Brief
Every line below should be repeated exactly.

Records supplied
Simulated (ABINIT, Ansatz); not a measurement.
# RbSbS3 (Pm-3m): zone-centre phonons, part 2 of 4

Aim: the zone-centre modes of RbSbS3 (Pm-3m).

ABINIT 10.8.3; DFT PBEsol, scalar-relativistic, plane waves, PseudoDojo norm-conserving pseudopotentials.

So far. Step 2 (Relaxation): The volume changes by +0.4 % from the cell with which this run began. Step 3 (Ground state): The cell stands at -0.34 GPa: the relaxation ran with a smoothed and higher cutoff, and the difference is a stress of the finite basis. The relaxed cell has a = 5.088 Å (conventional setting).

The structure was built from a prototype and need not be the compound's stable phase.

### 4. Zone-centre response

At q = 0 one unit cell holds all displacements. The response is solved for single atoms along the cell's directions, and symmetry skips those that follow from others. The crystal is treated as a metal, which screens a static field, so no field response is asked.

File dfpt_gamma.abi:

Exercise answer
Simulated (ABINIT, Ansatz); not a measurement.
# RbSbS3 (Pm-3m): zone-centre phonons, part 2 of 4

Aim: the zone-centre modes of RbSbS3 (Pm-3m).

ABINIT 10.8.3; DFT PBEsol, scalar-relativistic, plane waves, PseudoDojo norm-conserving pseudopotentials.

So far. Step 2 (Relaxation): The volume changes by +0.4 % from the cell with which this run began. Step 3 (Ground state): The cell stands at -0.34 GPa: the relaxation ran with a smoothed and higher cutoff, and the difference is a stress of the finite basis. The relaxed cell has a = 5.088 Å (conventional setting).

The structure was built from a prototype and need not be the compound's stable phase.

### 4. Zone-centre response

At q = 0 one unit cell holds all displacements. The response is solved for single atoms along the cell's directions, and symmetry skips those that follow from others. The crystal is treated as a metal, which screens a static field, so no field response is asked.

File dfpt_gamma.abi:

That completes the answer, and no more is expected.